__Assigned task__: In this exercise, reproduce the whole listing exactly.

__Records provided__:
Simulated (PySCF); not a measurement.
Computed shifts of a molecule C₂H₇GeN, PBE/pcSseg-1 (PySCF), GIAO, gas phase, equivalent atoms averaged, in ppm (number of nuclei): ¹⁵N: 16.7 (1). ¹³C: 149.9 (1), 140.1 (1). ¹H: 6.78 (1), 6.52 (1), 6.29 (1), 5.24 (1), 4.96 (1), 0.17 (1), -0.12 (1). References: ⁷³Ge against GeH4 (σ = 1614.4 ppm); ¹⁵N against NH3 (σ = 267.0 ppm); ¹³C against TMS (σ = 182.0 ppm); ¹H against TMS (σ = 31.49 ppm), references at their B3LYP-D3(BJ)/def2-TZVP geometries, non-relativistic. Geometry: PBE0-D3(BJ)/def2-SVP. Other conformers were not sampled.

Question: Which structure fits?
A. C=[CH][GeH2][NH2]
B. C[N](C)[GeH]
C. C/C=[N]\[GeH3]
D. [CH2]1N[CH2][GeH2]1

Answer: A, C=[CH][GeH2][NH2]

__Task response__:
Simulated (PySCF); not a measurement.
Computed shifts of a molecule C₂H₇GeN, PBE/pcSseg-1 (PySCF), GIAO, gas phase, equivalent atoms averaged, in ppm (number of nuclei): ¹⁵N: 16.7 (1). ¹³C: 149.9 (1), 140.1 (1). ¹H: 6.78 (1), 6.52 (1), 6.29 (1), 5.24 (1), 4.96 (1), 0.17 (1), -0.12 (1). References: ⁷³Ge against GeH4 (σ = 1614.4 ppm); ¹⁵N against NH3 (σ = 267.0 ppm); ¹³C against TMS (σ = 182.0 ppm); ¹H against TMS (σ = 31.49 ppm), references at their B3LYP-D3(BJ)/def2-TZVP geometries, non-relativistic. Geometry: PBE0-D3(BJ)/def2-SVP. Other conformers were not sampled.

Question: Which structure fits?
A. C=[CH][GeH2][NH2]
B. C[N](C)[GeH]
C. C/C=[N]\[GeH3]
D. [CH2]1N[CH2][GeH2]1

Answer: A, C=[CH][GeH2][NH2]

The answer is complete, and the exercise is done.